[Start of section]
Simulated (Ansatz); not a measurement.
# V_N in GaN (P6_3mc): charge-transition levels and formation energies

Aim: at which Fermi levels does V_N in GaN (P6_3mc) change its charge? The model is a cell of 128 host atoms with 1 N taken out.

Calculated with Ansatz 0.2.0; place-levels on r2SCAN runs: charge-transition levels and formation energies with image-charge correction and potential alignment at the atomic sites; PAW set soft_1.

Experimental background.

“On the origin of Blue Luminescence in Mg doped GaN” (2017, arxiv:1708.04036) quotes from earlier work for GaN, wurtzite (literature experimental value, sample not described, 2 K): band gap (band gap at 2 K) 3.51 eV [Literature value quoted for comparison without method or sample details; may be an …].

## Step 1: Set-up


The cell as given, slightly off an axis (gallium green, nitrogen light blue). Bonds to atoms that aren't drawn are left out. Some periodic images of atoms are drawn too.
[End of section]

* Activity:
The lines above need to be restated word for word, all of them.

* Problem solution:
Simulated (Ansatz); not a measurement.
# V_N in GaN (P6_3mc): charge-transition levels and formation energies

Aim: at which Fermi levels does V_N in GaN (P6_3mc) change its charge? The model is a cell of 128 host atoms with 1 N taken out.

Calculated with Ansatz 0.2.0; place-levels on r2SCAN runs: charge-transition levels and formation energies with image-charge correction and potential alignment at the atomic sites; PAW set soft_1.

Experimental background.

“On the origin of Blue Luminescence in Mg doped GaN” (2017, arxiv:1708.04036) quotes from earlier work for GaN, wurtzite (literature experimental value, sample not described, 2 K): band gap (band gap at 2 K) 3.51 eV [Literature value quoted for comparison without method or sample details; may be an …].

## Step 1: Set-up


The cell as given, slightly off an axis (gallium green, nitrogen light blue). Bonds to atoms that aren't drawn are left out. Some periodic images of atoms are drawn too.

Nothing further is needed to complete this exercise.